* **Work instruction**
All records that follow are to be restated exactly.

* **Given entries**
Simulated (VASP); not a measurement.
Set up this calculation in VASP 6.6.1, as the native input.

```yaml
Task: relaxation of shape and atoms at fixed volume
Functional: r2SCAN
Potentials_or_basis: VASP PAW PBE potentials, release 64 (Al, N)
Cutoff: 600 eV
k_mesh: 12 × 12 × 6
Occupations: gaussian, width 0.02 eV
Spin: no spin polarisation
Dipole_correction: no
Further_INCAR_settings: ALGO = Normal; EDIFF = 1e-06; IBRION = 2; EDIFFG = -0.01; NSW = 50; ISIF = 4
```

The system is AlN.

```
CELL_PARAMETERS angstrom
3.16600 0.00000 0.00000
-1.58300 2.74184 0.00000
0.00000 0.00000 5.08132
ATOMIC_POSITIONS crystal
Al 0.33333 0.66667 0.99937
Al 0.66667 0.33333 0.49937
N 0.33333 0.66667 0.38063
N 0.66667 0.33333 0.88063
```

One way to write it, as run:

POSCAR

* **Exercise output**
Simulated (VASP); not a measurement.
Set up this calculation in VASP 6.6.1, as the native input.

```yaml
Task: relaxation of shape and atoms at fixed volume
Functional: r2SCAN
Potentials_or_basis: VASP PAW PBE potentials, release 64 (Al, N)
Cutoff: 600 eV
k_mesh: 12 × 12 × 6
Occupations: gaussian, width 0.02 eV
Spin: no spin polarisation
Dipole_correction: no
Further_INCAR_settings: ALGO = Normal; EDIFF = 1e-06; IBRION = 2; EDIFFG = -0.01; NSW = 50; ISIF = 4
```

The system is AlN.

```
CELL_PARAMETERS angstrom
3.16600 0.00000 0.00000
-1.58300 2.74184 0.00000
0.00000 0.00000 5.08132
ATOMIC_POSITIONS crystal
Al 0.33333 0.66667 0.99937
Al 0.66667 0.33333 0.49937
N 0.33333 0.66667 0.38063
N 0.66667 0.33333 0.88063
```

One way to write it, as run:

POSCAR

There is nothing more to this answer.